- Work item
What is needed is the whole of the data, set down exactly.

- Records provided
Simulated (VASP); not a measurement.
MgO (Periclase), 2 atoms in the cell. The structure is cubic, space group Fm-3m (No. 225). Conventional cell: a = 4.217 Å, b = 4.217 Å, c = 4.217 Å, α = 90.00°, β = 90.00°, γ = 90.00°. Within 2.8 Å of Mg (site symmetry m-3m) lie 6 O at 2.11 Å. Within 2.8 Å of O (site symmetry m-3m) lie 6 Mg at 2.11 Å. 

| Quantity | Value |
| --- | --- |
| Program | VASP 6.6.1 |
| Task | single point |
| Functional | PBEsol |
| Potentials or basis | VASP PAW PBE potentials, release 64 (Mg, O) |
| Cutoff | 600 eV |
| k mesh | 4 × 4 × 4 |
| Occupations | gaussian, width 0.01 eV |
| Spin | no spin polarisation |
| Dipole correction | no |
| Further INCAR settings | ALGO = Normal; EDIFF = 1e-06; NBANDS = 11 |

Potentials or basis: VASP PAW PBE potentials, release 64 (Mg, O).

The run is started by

- Answer area
Simulated (VASP); not a measurement.
MgO (Periclase), 2 atoms in the cell. The structure is cubic, space group Fm-3m (No. 225). Conventional cell: a = 4.217 Å, b = 4.217 Å, c = 4.217 Å, α = 90.00°, β = 90.00°, γ = 90.00°. Within 2.8 Å of Mg (site symmetry m-3m) lie 6 O at 2.11 Å. Within 2.8 Å of O (site symmetry m-3m) lie 6 Mg at 2.11 Å. 

| Quantity | Value |
| --- | --- |
| Program | VASP 6.6.1 |
| Task | single point |
| Functional | PBEsol |
| Potentials or basis | VASP PAW PBE potentials, release 64 (Mg, O) |
| Cutoff | 600 eV |
| k mesh | 4 × 4 × 4 |
| Occupations | gaussian, width 0.01 eV |
| Spin | no spin polarisation |
| Dipole correction | no |
| Further INCAR settings | ALGO = Normal; EDIFF = 1e-06; NBANDS = 11 |

Potentials or basis: VASP PAW PBE potentials, release 64 (Mg, O).

The run is started by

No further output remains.